※

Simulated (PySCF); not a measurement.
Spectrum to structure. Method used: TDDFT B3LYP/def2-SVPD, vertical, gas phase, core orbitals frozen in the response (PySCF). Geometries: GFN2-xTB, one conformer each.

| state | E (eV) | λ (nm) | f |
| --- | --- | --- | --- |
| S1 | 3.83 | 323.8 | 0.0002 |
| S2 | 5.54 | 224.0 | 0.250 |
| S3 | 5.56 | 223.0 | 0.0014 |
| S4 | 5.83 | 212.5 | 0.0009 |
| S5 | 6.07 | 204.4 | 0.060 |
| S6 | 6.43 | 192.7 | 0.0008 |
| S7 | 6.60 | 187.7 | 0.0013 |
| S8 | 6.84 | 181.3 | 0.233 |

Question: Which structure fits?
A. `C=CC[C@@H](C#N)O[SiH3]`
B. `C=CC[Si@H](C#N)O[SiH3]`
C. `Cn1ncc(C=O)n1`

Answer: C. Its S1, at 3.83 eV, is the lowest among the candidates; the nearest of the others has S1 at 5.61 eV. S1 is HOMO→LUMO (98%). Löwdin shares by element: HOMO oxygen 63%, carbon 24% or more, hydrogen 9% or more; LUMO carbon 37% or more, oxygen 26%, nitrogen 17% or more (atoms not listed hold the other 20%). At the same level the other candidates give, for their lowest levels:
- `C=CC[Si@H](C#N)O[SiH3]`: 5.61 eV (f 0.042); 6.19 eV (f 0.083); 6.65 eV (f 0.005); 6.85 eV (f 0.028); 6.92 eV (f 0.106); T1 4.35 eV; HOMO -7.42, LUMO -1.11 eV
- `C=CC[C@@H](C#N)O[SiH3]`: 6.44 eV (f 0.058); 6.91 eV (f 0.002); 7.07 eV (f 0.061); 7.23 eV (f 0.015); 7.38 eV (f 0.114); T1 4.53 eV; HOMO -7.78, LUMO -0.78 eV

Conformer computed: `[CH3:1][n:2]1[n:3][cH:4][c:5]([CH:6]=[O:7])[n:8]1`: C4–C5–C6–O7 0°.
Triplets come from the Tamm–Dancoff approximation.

※

ASSIGNED TASK
In the listing above, locate the line containing "181.3 | 0.233 |" and the line containing "LUMO -1.11 eV". Transcribe those two lines and everything between them, exactly as written.

ANSWER SPACE
| S8 | 6.84 | 181.3 | 0.233 |

Question: Which structure fits?
A. `C=CC[C@@H](C#N)O[SiH3]`
B. `C=CC[Si@H](C#N)O[SiH3]`
C. `Cn1ncc(C=O)n1`

Answer: C. Its S1, at 3.83 eV, is the lowest among the candidates; the nearest of the others has S1 at 5.61 eV. S1 is HOMO→LUMO (98%). Löwdin shares by element: HOMO oxygen 63%, carbon 24% or more, hydrogen 9% or more; LUMO carbon 37% or more, oxygen 26%, nitrogen 17% or more (atoms not listed hold the other 20%). At the same level the other candidates give, for their lowest levels:
- `C=CC[Si@H](C#N)O[SiH3]`: 5.61 eV (f 0.042); 6.19 eV (f 0.083); 6.65 eV (f 0.005); 6.85 eV (f 0.028); 6.92 eV (f 0.106); T1 4.35 eV; HOMO -7.42, LUMO -1.11 eV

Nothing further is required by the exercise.